*Action item*
Give again the entries below exactly, beginning at the first line and ending at the line with "The last row".

:::
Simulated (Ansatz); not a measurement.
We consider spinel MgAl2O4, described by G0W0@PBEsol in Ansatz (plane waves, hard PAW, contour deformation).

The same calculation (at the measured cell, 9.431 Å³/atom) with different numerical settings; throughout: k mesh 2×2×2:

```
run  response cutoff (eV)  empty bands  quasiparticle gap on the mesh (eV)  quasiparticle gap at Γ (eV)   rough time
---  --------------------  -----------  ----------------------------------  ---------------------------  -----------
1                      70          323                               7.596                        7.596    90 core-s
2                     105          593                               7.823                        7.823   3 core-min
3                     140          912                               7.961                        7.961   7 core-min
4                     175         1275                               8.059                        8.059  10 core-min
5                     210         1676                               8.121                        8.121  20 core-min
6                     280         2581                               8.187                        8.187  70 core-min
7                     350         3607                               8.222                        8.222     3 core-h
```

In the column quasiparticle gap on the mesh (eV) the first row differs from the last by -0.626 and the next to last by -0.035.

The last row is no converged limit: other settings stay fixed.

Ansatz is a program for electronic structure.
:::

*Answer area*
Simulated (Ansatz); not a measurement.
We consider spinel MgAl2O4, described by G0W0@PBEsol in Ansatz (plane waves, hard PAW, contour deformation).

The same calculation (at the measured cell, 9.431 Å³/atom) with different numerical settings; throughout: k mesh 2×2×2:

```
run  response cutoff (eV)  empty bands  quasiparticle gap on the mesh (eV)  quasiparticle gap at Γ (eV)   rough time
---  --------------------  -----------  ----------------------------------  ---------------------------  -----------
1                      70          323                               7.596                        7.596    90 core-s
2                     105          593                               7.823                        7.823   3 core-min
3                     140          912                               7.961                        7.961   7 core-min
4                     175         1275                               8.059                        8.059  10 core-min
5                     210         1676                               8.121                        8.121  20 core-min
6                     280         2581                               8.187                        8.187  70 core-min
7                     350         3607                               8.222                        8.222     3 core-h
```

In the column quasiparticle gap on the mesh (eV) the first row differs from the last by -0.626 and the next to last by -0.035.

The last row is no converged limit: other settings stay fixed.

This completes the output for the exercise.